- [DATA PROVIDED]:
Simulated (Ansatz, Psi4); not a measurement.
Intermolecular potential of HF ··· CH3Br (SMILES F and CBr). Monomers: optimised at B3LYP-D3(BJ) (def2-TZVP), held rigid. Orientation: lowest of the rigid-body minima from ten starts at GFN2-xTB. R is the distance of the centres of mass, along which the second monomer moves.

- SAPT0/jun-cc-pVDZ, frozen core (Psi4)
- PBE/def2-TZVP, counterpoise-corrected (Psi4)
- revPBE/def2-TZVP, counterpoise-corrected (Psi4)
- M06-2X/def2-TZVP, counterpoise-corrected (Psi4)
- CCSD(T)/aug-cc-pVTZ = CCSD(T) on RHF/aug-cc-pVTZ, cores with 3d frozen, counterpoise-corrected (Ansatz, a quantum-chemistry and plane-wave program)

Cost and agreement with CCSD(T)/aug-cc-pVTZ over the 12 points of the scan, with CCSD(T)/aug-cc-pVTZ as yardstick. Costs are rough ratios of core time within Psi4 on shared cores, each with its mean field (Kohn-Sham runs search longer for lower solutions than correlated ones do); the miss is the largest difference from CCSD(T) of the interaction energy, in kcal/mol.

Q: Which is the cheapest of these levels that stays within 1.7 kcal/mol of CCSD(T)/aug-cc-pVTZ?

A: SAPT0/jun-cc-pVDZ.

- [TASK ITEM]: The full set of entries must be transcribed exactly.

- [ANSWER AREA]:
Simulated (Ansatz, Psi4); not a measurement.
Intermolecular potential of HF ··· CH3Br (SMILES F and CBr). Monomers: optimised at B3LYP-D3(BJ) (def2-TZVP), held rigid. Orientation: lowest of the rigid-body minima from ten starts at GFN2-xTB. R is the distance of the centres of mass, along which the second monomer moves.

- SAPT0/jun-cc-pVDZ, frozen core (Psi4)
- PBE/def2-TZVP, counterpoise-corrected (Psi4)
- revPBE/def2-TZVP, counterpoise-corrected (Psi4)
- M06-2X/def2-TZVP, counterpoise-corrected (Psi4)
- CCSD(T)/aug-cc-pVTZ = CCSD(T) on RHF/aug-cc-pVTZ, cores with 3d frozen, counterpoise-corrected (Ansatz, a quantum-chemistry and plane-wave program)

Cost and agreement with CCSD(T)/aug-cc-pVTZ over the 12 points of the scan, with CCSD(T)/aug-cc-pVTZ as yardstick. Costs are rough ratios of core time within Psi4 on shared cores, each with its mean field (Kohn-Sham runs search longer for lower solutions than correlated ones do); the miss is the largest difference from CCSD(T) of the interaction energy, in kcal/mol.

Q: Which is the cheapest of these levels that stays within 1.7 kcal/mol of CCSD(T)/aug-cc-pVTZ?

A: SAPT0/jun-cc-pVDZ.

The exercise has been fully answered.